**RECORDS PROVIDED**
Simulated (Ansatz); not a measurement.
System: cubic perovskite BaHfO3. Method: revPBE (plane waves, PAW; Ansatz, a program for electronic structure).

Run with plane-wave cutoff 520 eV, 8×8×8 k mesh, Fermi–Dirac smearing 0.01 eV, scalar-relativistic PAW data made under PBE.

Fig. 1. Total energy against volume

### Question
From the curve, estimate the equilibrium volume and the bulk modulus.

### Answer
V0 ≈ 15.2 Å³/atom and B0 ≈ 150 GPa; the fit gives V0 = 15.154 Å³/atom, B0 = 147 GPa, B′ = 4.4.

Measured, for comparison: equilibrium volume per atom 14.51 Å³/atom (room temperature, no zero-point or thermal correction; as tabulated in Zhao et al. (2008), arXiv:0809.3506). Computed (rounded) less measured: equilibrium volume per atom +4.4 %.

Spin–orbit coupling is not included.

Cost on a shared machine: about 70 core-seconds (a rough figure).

**ACTIVITY**
Please make an exact copy of the entries, down to the last character.

**ANSWER SPACE**
Simulated (Ansatz); not a measurement.
System: cubic perovskite BaHfO3. Method: revPBE (plane waves, PAW; Ansatz, a program for electronic structure).

Run with plane-wave cutoff 520 eV, 8×8×8 k mesh, Fermi–Dirac smearing 0.01 eV, scalar-relativistic PAW data made under PBE.

Fig. 1. Total energy against volume

### Question
From the curve, estimate the equilibrium volume and the bulk modulus.

### Answer
V0 ≈ 15.2 Å³/atom and B0 ≈ 150 GPa; the fit gives V0 = 15.154 Å³/atom, B0 = 147 GPa, B′ = 4.4.

Measured, for comparison: equilibrium volume per atom 14.51 Å³/atom (room temperature, no zero-point or thermal correction; as tabulated in Zhao et al. (2008), arXiv:0809.3506). Computed (rounded) less measured: equilibrium volume per atom +4.4 %.

Spin–orbit coupling is not included.

Cost on a shared machine: about 70 core-seconds (a rough figure).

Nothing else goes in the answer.